• ACTION ITEM:
Please copy out the records that follow exactly as they stand.

--- EXTRACTED ENTRIES Enclosed Below ---

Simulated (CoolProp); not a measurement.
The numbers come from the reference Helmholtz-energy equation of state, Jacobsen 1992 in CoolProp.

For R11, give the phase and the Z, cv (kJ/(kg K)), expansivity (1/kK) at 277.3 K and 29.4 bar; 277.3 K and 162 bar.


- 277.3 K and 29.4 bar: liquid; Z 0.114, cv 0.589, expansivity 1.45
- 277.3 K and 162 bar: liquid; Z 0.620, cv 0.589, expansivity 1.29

--- End of Enclosed EXTRACTED ENTRIES ---

• WRITTEN SOLUTION:
Simulated (CoolProp); not a measurement.
The numbers come from the reference Helmholtz-energy equation of state, Jacobsen 1992 in CoolProp.

For R11, give the phase and the Z, cv (kJ/(kg K)), expansivity (1/kK) at 277.3 K and 29.4 bar; 277.3 K and 162 bar.


- 277.3 K and 29.4 bar: liquid; Z 0.114, cv 0.589, expansivity 1.45
- 277.3 K and 162 bar: liquid; Z 0.620, cv 0.589, expansivity 1.29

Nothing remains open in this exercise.